### WORK TASK:
Set down the material exactly as given, please, from its first line through the line that includes "Describe the change and its energy.".

━━━━

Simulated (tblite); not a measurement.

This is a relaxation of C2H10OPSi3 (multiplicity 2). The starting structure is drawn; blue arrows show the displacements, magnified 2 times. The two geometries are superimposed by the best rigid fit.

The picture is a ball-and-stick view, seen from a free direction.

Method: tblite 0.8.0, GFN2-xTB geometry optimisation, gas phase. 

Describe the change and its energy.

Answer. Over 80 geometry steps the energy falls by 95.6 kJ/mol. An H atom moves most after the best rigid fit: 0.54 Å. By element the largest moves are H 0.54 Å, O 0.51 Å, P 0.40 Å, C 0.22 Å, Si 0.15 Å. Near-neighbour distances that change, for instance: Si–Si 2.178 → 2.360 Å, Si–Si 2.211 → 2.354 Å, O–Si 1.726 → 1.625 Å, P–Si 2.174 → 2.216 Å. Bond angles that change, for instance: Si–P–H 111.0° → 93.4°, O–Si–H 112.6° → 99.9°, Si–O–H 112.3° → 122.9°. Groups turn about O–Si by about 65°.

━━━━

### RESPONSE BOX:
Simulated (tblite); not a measurement.

This is a relaxation of C2H10OPSi3 (multiplicity 2). The starting structure is drawn; blue arrows show the displacements, magnified 2 times. The two geometries are superimposed by the best rigid fit.

The picture is a ball-and-stick view, seen from a free direction.

Method: tblite 0.8.0, GFN2-xTB geometry optimisation, gas phase. 

Describe the change and its energy.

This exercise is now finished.